[Listed records]
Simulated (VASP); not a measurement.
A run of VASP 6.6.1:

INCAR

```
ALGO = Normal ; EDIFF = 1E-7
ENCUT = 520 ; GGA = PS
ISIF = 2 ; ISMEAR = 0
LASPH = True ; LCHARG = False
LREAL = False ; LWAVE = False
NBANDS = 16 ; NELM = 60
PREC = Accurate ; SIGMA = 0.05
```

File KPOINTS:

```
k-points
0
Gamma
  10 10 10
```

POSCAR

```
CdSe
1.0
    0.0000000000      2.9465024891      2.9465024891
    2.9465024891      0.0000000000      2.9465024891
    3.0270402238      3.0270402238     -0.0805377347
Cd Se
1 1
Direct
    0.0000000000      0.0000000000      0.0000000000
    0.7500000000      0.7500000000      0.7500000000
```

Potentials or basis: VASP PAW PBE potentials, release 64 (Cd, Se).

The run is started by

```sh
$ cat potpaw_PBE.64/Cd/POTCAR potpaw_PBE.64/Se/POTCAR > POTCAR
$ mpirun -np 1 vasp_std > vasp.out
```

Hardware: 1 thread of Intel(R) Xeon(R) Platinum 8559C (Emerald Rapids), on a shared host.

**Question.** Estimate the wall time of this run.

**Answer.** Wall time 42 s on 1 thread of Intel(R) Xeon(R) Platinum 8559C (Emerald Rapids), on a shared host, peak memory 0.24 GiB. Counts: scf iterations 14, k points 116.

[Action item]
Reproduce every record above exactly as it appears.

[Task solution]
Simulated (VASP); not a measurement.
A run of VASP 6.6.1:

INCAR

```
ALGO = Normal ; EDIFF = 1E-7
ENCUT = 520 ; GGA = PS
ISIF = 2 ; ISMEAR = 0
LASPH = True ; LCHARG = False
LREAL = False ; LWAVE = False
NBANDS = 16 ; NELM = 60
PREC = Accurate ; SIGMA = 0.05
```

File KPOINTS:

```
k-points
0
Gamma
  10 10 10
```

POSCAR

```
CdSe
1.0
    0.0000000000      2.9465024891      2.9465024891
    2.9465024891      0.0000000000      2.9465024891
    3.0270402238      3.0270402238     -0.0805377347
Cd Se
1 1
Direct
    0.0000000000      0.0000000000      0.0000000000
    0.7500000000      0.7500000000      0.7500000000
```

Potentials or basis: VASP PAW PBE potentials, release 64 (Cd, Se).

The run is started by

```sh
$ cat potpaw_PBE.64/Cd/POTCAR potpaw_PBE.64/Se/POTCAR > POTCAR
$ mpirun -np 1 vasp_std > vasp.out
```

Hardware: 1 thread of Intel(R) Xeon(R) Platinum 8559C (Emerald Rapids), on a shared host.

**Question.** Estimate the wall time of this run.

**Answer.** Wall time 42 s on 1 thread of Intel(R) Xeon(R) Platinum 8559C (Emerald Rapids), on a shared host, peak memory 0.24 GiB. Counts: scf iterations 14, k points 116.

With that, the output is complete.